-------- RECORD EXCERPTS --------

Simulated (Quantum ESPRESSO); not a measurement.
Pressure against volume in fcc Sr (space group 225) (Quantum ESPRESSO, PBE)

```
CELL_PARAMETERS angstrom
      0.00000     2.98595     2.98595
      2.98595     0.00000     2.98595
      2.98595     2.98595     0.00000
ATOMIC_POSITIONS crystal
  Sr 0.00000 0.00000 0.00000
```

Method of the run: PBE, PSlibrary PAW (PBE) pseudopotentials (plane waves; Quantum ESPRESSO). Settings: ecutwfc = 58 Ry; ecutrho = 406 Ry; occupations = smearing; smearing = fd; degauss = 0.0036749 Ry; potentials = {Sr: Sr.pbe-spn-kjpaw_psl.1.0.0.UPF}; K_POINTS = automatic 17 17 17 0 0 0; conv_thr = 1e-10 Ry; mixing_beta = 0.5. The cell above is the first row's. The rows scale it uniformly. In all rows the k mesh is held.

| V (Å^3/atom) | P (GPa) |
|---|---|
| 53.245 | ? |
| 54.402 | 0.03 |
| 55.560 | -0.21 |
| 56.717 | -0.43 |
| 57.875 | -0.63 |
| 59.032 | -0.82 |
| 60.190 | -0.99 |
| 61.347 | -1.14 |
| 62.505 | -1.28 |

--------

→ **ASSIGNED TASK**: Write the entries out again exactly.

→ **EXERCISE SOLUTION**:
Simulated (Quantum ESPRESSO); not a measurement.
Pressure against volume in fcc Sr (space group 225) (Quantum ESPRESSO, PBE)

```
CELL_PARAMETERS angstrom
      0.00000     2.98595     2.98595
      2.98595     0.00000     2.98595
      2.98595     2.98595     0.00000
ATOMIC_POSITIONS crystal
  Sr 0.00000 0.00000 0.00000
```

Method of the run: PBE, PSlibrary PAW (PBE) pseudopotentials (plane waves; Quantum ESPRESSO). Settings: ecutwfc = 58 Ry; ecutrho = 406 Ry; occupations = smearing; smearing = fd; degauss = 0.0036749 Ry; potentials = {Sr: Sr.pbe-spn-kjpaw_psl.1.0.0.UPF}; K_POINTS = automatic 17 17 17 0 0 0; conv_thr = 1e-10 Ry; mixing_beta = 0.5. The cell above is the first row's. The rows scale it uniformly. In all rows the k mesh is held.

| V (Å^3/atom) | P (GPa) |
|---|---|
| 53.245 | ? |
| 54.402 | 0.03 |
| 55.560 | -0.21 |
| 56.717 | -0.43 |
| 57.875 | -0.63 |
| 59.032 | -0.82 |
| 60.190 | -0.99 |
| 61.347 | -1.14 |
| 62.505 | -1.28 |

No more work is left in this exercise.